## Input data
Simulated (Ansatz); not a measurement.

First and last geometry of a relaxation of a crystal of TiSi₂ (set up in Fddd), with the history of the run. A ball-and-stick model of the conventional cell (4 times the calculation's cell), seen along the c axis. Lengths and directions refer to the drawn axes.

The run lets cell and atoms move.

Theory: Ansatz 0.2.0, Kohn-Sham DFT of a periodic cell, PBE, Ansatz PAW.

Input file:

## Action item
The expected output is the complete data, repeated exactly.

## Expected answer
Simulated (Ansatz); not a measurement.

First and last geometry of a relaxation of a crystal of TiSi₂ (set up in Fddd), with the history of the run. A ball-and-stick model of the conventional cell (4 times the calculation's cell), seen along the c axis. Lengths and directions refer to the drawn axes.

The run lets cell and atoms move.

Theory: Ansatz 0.2.0, Kohn-Sham DFT of a periodic cell, PBE, Ansatz PAW.

Input file:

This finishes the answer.